**PROVIDED INFORMATION**
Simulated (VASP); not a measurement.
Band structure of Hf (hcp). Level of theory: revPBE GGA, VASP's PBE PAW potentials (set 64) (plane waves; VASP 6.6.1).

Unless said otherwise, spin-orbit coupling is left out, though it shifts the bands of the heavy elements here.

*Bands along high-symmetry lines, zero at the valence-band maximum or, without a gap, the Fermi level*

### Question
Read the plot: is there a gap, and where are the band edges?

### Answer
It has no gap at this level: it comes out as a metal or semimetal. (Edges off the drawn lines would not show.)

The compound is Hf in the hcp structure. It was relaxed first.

**ACTION ITEM**
Reprint exactly the lines above that start at the one with "Band structure of" and end at the one with "It has no gap", keeping both and adding none.

**REPLY**
Band structure of Hf (hcp). Level of theory: revPBE GGA, VASP's PBE PAW potentials (set 64) (plane waves; VASP 6.6.1).

Unless said otherwise, spin-orbit coupling is left out, though it shifts the bands of the heavy elements here.

*Bands along high-symmetry lines, zero at the valence-band maximum or, without a gap, the Fermi level*

### Question
Read the plot: is there a gap, and where are the band edges?

### Answer
It has no gap at this level: it comes out as a metal or semimetal. (Edges off the drawn lines would not show.)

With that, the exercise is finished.